===
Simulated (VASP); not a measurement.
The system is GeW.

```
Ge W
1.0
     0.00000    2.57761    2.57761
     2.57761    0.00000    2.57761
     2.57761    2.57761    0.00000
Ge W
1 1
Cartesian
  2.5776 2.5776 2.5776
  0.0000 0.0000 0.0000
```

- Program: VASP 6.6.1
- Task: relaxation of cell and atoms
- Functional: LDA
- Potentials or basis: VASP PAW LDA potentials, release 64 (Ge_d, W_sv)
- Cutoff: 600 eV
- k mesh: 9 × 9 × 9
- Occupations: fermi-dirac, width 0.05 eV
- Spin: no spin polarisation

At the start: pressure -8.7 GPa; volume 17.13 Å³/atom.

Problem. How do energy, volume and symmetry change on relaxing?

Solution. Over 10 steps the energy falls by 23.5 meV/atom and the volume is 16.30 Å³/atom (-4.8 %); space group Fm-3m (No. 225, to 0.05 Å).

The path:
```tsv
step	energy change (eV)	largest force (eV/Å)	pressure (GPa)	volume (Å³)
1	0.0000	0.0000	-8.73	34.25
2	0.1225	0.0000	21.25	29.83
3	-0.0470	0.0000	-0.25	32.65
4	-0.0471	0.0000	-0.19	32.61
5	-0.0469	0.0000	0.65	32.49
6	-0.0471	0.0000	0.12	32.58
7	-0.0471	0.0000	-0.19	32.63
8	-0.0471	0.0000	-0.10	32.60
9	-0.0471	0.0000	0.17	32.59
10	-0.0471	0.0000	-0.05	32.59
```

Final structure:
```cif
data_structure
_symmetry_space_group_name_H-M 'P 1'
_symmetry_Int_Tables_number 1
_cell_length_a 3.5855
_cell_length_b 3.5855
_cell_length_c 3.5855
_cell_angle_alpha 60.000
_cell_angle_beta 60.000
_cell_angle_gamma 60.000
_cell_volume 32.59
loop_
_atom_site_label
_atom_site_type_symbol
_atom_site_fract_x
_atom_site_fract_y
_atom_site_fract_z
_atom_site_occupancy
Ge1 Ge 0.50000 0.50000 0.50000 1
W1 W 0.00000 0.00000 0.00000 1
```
===

* WORK ORDER *
Nothing past the line containing "- Program: VASP 6.6.1" should be restated; transcribe the material exactly from its first line through that line.

* ANSWER SPACE *
Simulated (VASP); not a measurement.
The system is GeW.

```
Ge W
1.0
     0.00000    2.57761    2.57761
     2.57761    0.00000    2.57761
     2.57761    2.57761    0.00000
Ge W
1 1
Cartesian
  2.5776 2.5776 2.5776
  0.0000 0.0000 0.0000
```

- Program: VASP 6.6.1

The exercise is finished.